• Excerpted data:

········

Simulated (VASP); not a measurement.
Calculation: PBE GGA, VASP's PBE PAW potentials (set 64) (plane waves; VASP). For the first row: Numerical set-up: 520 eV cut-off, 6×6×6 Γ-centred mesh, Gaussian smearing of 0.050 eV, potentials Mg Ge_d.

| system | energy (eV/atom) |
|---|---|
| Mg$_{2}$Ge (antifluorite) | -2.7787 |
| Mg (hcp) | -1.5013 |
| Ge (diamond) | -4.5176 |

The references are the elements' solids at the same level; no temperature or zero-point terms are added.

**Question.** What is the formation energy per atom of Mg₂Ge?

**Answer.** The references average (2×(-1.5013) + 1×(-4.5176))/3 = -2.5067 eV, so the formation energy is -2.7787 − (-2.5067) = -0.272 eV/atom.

········

Each line in the entries above, starting at the line with "(hcp) | -1.5013 |" and ending at the line with "atom of Mg₂Ge?", is to be printed exactly, and only those lines.

| Mg (hcp) | -1.5013 |
| Ge (diamond) | -4.5176 |

The references are the elements' solids at the same level; no temperature or zero-point terms are added.

**Question.** What is the formation energy per atom of Mg₂Ge?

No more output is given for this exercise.